START Excerpted data
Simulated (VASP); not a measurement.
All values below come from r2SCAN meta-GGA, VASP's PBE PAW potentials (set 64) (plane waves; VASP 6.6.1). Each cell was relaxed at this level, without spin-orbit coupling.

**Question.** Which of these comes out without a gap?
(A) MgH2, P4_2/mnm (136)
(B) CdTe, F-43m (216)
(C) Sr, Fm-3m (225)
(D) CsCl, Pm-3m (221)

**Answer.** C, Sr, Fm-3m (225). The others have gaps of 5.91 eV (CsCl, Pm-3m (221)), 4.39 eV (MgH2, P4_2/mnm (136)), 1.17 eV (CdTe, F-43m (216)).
END Excerpted data

Work task — All of the data above should be reproduced exactly, with nothing left out.

Exercise answer —
Simulated (VASP); not a measurement.
All values below come from r2SCAN meta-GGA, VASP's PBE PAW potentials (set 64) (plane waves; VASP 6.6.1). Each cell was relaxed at this level, without spin-orbit coupling.

**Question.** Which of these comes out without a gap?
(A) MgH2, P4_2/mnm (136)
(B) CdTe, F-43m (216)
(C) Sr, Fm-3m (225)
(D) CsCl, Pm-3m (221)

**Answer.** C, Sr, Fm-3m (225). The others have gaps of 5.91 eV (CsCl, Pm-3m (221)), 4.39 eV (MgH2, P4_2/mnm (136)), 1.17 eV (CdTe, F-43m (216)).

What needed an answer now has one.